DATA EXTRACTS ▸
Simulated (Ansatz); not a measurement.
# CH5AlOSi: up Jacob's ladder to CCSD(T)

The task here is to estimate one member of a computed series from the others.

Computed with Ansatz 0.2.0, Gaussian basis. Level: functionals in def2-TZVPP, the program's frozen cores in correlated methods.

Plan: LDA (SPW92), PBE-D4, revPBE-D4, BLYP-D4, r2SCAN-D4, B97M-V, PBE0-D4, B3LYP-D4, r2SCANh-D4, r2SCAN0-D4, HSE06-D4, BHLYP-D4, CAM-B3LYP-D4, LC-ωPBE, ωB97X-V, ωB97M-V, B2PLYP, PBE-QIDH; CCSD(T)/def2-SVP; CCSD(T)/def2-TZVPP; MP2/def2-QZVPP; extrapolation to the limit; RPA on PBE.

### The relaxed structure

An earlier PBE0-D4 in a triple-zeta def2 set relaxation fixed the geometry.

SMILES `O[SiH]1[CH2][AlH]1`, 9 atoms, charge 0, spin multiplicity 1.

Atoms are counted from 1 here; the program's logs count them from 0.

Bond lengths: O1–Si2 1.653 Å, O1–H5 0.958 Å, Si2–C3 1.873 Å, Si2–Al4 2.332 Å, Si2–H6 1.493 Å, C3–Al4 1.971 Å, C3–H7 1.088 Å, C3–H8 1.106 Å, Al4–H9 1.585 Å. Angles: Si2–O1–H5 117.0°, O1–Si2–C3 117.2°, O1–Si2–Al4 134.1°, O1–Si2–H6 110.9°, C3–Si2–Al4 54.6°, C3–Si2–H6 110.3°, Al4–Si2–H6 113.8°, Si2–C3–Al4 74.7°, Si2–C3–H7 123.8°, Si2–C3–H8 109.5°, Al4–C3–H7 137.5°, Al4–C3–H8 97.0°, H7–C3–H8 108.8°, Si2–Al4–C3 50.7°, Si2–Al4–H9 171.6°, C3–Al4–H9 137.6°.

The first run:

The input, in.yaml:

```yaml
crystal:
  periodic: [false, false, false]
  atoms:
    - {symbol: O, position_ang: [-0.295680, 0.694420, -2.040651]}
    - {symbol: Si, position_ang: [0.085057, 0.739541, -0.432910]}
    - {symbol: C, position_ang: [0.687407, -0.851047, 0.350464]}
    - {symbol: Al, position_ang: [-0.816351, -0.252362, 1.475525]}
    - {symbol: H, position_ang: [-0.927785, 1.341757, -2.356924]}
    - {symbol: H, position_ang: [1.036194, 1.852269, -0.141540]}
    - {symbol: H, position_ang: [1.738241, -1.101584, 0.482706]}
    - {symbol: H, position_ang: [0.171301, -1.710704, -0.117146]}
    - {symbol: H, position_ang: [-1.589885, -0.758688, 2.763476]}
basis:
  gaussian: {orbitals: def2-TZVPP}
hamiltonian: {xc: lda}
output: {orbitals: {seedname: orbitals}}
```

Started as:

WORK ORDER ▸ Take the listing from its first line to the line containing "spin multiplicity 1.". Reproduce those lines exactly and nothing else.

RESULT ▸
Simulated (Ansatz); not a measurement.
# CH5AlOSi: up Jacob's ladder to CCSD(T)

The task here is to estimate one member of a computed series from the others.

Computed with Ansatz 0.2.0, Gaussian basis. Level: functionals in def2-TZVPP, the program's frozen cores in correlated methods.

Plan: LDA (SPW92), PBE-D4, revPBE-D4, BLYP-D4, r2SCAN-D4, B97M-V, PBE0-D4, B3LYP-D4, r2SCANh-D4, r2SCAN0-D4, HSE06-D4, BHLYP-D4, CAM-B3LYP-D4, LC-ωPBE, ωB97X-V, ωB97M-V, B2PLYP, PBE-QIDH; CCSD(T)/def2-SVP; CCSD(T)/def2-TZVPP; MP2/def2-QZVPP; extrapolation to the limit; RPA on PBE.

### The relaxed structure

An earlier PBE0-D4 in a triple-zeta def2 set relaxation fixed the geometry.

SMILES `O[SiH]1[CH2][AlH]1`, 9 atoms, charge 0, spin multiplicity 1.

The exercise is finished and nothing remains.